Work instruction. Lines below starting with the line with "Unrelated species, one" and going on through the line with "0.000 | H→L (97%) |" must be output exactly; the rest of the records must be left out.

--- START ---
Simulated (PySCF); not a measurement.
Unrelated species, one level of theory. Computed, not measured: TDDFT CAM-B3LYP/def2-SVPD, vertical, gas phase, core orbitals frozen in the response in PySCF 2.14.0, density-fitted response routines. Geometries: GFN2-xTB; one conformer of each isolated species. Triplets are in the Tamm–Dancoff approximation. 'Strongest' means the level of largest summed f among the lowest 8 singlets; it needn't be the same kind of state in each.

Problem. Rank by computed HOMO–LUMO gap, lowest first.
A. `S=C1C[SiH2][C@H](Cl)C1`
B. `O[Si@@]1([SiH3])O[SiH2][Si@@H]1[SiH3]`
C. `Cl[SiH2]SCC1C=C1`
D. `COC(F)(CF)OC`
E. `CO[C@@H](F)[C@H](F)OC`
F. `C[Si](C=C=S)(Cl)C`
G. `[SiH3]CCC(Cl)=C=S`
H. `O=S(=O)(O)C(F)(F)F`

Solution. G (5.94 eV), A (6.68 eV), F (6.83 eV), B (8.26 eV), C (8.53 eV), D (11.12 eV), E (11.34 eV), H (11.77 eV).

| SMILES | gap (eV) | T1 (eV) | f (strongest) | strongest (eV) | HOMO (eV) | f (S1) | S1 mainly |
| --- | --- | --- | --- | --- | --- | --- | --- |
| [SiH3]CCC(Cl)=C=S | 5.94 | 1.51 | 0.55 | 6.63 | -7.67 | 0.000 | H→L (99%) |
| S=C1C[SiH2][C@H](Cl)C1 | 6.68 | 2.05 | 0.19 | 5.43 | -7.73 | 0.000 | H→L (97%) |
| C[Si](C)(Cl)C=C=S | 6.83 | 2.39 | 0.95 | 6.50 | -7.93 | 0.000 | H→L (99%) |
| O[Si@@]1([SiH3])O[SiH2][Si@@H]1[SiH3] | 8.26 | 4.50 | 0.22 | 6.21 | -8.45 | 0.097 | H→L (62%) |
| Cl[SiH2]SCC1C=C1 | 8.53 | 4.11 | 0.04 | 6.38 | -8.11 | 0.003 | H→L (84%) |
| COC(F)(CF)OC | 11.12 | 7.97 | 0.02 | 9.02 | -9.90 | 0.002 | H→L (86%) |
--- END ---

Your solution.
Unrelated species, one level of theory. Computed, not measured: TDDFT CAM-B3LYP/def2-SVPD, vertical, gas phase, core orbitals frozen in the response in PySCF 2.14.0, density-fitted response routines. Geometries: GFN2-xTB; one conformer of each isolated species. Triplets are in the Tamm–Dancoff approximation. 'Strongest' means the level of largest summed f among the lowest 8 singlets; it needn't be the same kind of state in each.

Problem. Rank by computed HOMO–LUMO gap, lowest first.
A. `S=C1C[SiH2][C@H](Cl)C1`
B. `O[Si@@]1([SiH3])O[SiH2][Si@@H]1[SiH3]`
C. `Cl[SiH2]SCC1C=C1`
D. `COC(F)(CF)OC`
E. `CO[C@@H](F)[C@H](F)OC`
F. `C[Si](C=C=S)(Cl)C`
G. `[SiH3]CCC(Cl)=C=S`
H. `O=S(=O)(O)C(F)(F)F`

Solution. G (5.94 eV), A (6.68 eV), F (6.83 eV), B (8.26 eV), C (8.53 eV), D (11.12 eV), E (11.34 eV), H (11.77 eV).

| SMILES | gap (eV) | T1 (eV) | f (strongest) | strongest (eV) | HOMO (eV) | f (S1) | S1 mainly |
| --- | --- | --- | --- | --- | --- | --- | --- |
| [SiH3]CCC(Cl)=C=S | 5.94 | 1.51 | 0.55 | 6.63 | -7.67 | 0.000 | H→L (99%) |
| S=C1C[SiH2][C@H](Cl)C1 | 6.68 | 2.05 | 0.19 | 5.43 | -7.73 | 0.000 | H→L (97%) |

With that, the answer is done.